## Provided records
=-=-=

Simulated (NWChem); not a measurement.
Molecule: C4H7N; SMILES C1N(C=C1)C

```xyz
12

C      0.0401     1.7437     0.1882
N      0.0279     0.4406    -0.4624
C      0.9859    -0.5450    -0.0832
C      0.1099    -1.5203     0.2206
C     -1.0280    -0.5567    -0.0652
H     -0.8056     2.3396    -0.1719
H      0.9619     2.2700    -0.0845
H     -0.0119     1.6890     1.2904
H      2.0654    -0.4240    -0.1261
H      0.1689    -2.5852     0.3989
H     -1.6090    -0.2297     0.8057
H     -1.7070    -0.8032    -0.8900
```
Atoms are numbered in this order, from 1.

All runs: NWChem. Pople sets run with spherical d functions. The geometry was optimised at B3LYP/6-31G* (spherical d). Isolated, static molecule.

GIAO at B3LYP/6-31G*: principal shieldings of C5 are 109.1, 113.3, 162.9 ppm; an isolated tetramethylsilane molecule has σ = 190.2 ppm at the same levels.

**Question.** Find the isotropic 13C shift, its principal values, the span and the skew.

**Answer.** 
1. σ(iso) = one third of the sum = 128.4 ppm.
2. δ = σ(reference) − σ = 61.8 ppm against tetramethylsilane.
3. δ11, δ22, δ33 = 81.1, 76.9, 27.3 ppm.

=-=-=

## Assignment
Could you restate word for word the lines above, from the one that contains "1. σ(iso) = one third of the sum = 128.4 ppm." through the one that contains "2. δ = σ(reference)", and no others?

## Exercise answer
1. σ(iso) = one third of the sum = 128.4 ppm.
2. δ = σ(reference) − σ = 61.8 ppm against tetramethylsilane.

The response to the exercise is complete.